============================================================

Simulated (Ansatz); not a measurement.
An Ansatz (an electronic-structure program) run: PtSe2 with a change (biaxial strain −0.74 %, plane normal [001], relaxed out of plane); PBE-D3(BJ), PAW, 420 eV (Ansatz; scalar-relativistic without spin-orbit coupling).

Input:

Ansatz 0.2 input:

============================================================

• [REQUIRED ACTION]: A word-for-word transcription of the listing above is what the answer should contain.

• [ANSWER BOX]:
Simulated (Ansatz); not a measurement.
An Ansatz (an electronic-structure program) run: PtSe2 with a change (biaxial strain −0.74 %, plane normal [001], relaxed out of plane); PBE-D3(BJ), PAW, 420 eV (Ansatz; scalar-relativistic without spin-orbit coupling).

Input:

Ansatz 0.2 input:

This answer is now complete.